_ _ _

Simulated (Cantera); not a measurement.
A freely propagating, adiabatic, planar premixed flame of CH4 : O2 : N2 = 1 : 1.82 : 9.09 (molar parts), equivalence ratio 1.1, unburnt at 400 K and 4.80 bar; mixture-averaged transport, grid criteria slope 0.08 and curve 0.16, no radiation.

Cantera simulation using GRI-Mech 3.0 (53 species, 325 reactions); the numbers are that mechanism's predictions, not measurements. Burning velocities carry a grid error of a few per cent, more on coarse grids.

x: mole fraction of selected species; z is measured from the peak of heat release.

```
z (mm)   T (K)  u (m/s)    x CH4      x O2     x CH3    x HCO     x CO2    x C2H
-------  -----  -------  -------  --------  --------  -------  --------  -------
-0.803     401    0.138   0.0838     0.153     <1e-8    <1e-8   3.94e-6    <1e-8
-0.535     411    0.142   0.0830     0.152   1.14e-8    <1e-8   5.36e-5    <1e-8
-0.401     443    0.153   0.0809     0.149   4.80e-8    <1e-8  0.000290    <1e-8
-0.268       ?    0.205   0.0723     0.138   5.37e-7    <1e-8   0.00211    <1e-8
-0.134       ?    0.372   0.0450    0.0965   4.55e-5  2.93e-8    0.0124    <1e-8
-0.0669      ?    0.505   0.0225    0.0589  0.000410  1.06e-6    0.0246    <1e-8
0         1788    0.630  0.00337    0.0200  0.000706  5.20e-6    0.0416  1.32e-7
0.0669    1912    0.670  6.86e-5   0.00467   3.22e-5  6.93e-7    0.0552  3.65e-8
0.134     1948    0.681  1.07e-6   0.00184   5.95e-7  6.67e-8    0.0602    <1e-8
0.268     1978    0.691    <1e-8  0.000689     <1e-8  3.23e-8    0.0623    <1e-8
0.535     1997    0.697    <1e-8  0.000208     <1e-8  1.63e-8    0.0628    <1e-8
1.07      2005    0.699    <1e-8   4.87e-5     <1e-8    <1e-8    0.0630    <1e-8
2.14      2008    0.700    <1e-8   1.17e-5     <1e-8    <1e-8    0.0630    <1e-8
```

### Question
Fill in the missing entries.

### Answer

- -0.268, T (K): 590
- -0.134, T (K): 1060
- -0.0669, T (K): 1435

_ _ _

◆ **Work item**
From the first line of the data above to the line holding "- -0.134, T (K): 1060", reproduce each line exactly; emit no other lines.

◆ **Response area**
Simulated (Cantera); not a measurement.
A freely propagating, adiabatic, planar premixed flame of CH4 : O2 : N2 = 1 : 1.82 : 9.09 (molar parts), equivalence ratio 1.1, unburnt at 400 K and 4.80 bar; mixture-averaged transport, grid criteria slope 0.08 and curve 0.16, no radiation.

Cantera simulation using GRI-Mech 3.0 (53 species, 325 reactions); the numbers are that mechanism's predictions, not measurements. Burning velocities carry a grid error of a few per cent, more on coarse grids.

x: mole fraction of selected species; z is measured from the peak of heat release.

```
z (mm)   T (K)  u (m/s)    x CH4      x O2     x CH3    x HCO     x CO2    x C2H
-------  -----  -------  -------  --------  --------  -------  --------  -------
-0.803     401    0.138   0.0838     0.153     <1e-8    <1e-8   3.94e-6    <1e-8
-0.535     411    0.142   0.0830     0.152   1.14e-8    <1e-8   5.36e-5    <1e-8
-0.401     443    0.153   0.0809     0.149   4.80e-8    <1e-8  0.000290    <1e-8
-0.268       ?    0.205   0.0723     0.138   5.37e-7    <1e-8   0.00211    <1e-8
-0.134       ?    0.372   0.0450    0.0965   4.55e-5  2.93e-8    0.0124    <1e-8
-0.0669      ?    0.505   0.0225    0.0589  0.000410  1.06e-6    0.0246    <1e-8
0         1788    0.630  0.00337    0.0200  0.000706  5.20e-6    0.0416  1.32e-7
0.0669    1912    0.670  6.86e-5   0.00467   3.22e-5  6.93e-7    0.0552  3.65e-8
0.134     1948    0.681  1.07e-6   0.00184   5.95e-7  6.67e-8    0.0602    <1e-8
0.268     1978    0.691    <1e-8  0.000689     <1e-8  3.23e-8    0.0623    <1e-8
0.535     1997    0.697    <1e-8  0.000208     <1e-8  1.63e-8    0.0628    <1e-8
1.07      2005    0.699    <1e-8   4.87e-5     <1e-8    <1e-8    0.0630    <1e-8
2.14      2008    0.700    <1e-8   1.17e-5     <1e-8    <1e-8    0.0630    <1e-8
```

### Question
Fill in the missing entries.

### Answer

- -0.268, T (K): 590
- -0.134, T (K): 1060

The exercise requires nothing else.